• **Information given**
# # # #

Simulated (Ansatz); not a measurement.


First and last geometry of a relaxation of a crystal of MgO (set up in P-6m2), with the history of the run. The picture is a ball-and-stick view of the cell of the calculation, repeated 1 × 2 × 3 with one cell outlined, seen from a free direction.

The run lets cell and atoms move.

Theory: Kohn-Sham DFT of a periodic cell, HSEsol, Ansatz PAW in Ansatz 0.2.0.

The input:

# # # #

• **Work request**
In full and without error, transcribe the listing.

• **Task result**
Simulated (Ansatz); not a measurement.


First and last geometry of a relaxation of a crystal of MgO (set up in P-6m2), with the history of the run. The picture is a ball-and-stick view of the cell of the calculation, repeated 1 × 2 × 3 with one cell outlined, seen from a free direction.

The run lets cell and atoms move.

Theory: Kohn-Sham DFT of a periodic cell, HSEsol, Ansatz PAW in Ansatz 0.2.0.

The input:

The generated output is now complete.